TASK ITEM:
Start at the first line of the material below and retype each line through the one containing "Computed shifts of", exactly.

⟨

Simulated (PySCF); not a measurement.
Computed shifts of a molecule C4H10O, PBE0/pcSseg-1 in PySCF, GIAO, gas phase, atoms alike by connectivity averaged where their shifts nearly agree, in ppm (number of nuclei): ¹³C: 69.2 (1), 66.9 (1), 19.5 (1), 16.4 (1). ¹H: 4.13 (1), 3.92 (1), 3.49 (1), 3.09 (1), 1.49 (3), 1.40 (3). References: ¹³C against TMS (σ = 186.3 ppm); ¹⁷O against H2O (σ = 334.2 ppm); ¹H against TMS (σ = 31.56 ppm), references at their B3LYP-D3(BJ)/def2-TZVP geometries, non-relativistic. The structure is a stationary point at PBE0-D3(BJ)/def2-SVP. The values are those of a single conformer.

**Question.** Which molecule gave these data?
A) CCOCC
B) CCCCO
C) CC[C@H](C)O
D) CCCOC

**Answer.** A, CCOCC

⟩

TASK RESPONSE:
Simulated (PySCF); not a measurement.
Computed shifts of a molecule C4H10O, PBE0/pcSseg-1 in PySCF, GIAO, gas phase, atoms alike by connectivity averaged where their shifts nearly agree, in ppm (number of nuclei): ¹³C: 69.2 (1), 66.9 (1), 19.5 (1), 16.4 (1). ¹H: 4.13 (1), 3.92 (1), 3.49 (1), 3.09 (1), 1.49 (3), 1.40 (3). References: ¹³C against TMS (σ = 186.3 ppm); ¹⁷O against H2O (σ = 334.2 ppm); ¹H against TMS (σ = 31.56 ppm), references at their B3LYP-D3(BJ)/def2-TZVP geometries, non-relativistic. The structure is a stationary point at PBE0-D3(BJ)/def2-SVP. The values are those of a single conformer.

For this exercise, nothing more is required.